**EXERCISE**. Reproduce precisely the lines between the start of the data below and the line with "with changed settings**", both included.

**INPUT DATA**.
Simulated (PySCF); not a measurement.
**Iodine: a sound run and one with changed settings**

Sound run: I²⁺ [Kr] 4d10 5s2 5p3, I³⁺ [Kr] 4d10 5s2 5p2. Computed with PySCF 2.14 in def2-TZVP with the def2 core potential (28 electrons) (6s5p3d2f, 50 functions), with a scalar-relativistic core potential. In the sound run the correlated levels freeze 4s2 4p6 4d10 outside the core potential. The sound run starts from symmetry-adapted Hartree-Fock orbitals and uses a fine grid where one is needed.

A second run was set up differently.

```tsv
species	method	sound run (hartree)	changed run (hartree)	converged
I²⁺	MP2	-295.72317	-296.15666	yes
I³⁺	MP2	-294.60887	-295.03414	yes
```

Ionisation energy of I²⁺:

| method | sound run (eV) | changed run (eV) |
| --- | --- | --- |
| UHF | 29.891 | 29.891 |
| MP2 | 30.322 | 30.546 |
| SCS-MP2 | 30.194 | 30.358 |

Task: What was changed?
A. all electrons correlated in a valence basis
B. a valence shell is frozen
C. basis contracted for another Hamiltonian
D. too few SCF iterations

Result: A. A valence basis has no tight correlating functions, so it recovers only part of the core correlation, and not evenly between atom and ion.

**YOUR SOLUTION**.
Simulated (PySCF); not a measurement.
**Iodine: a sound run and one with changed settings**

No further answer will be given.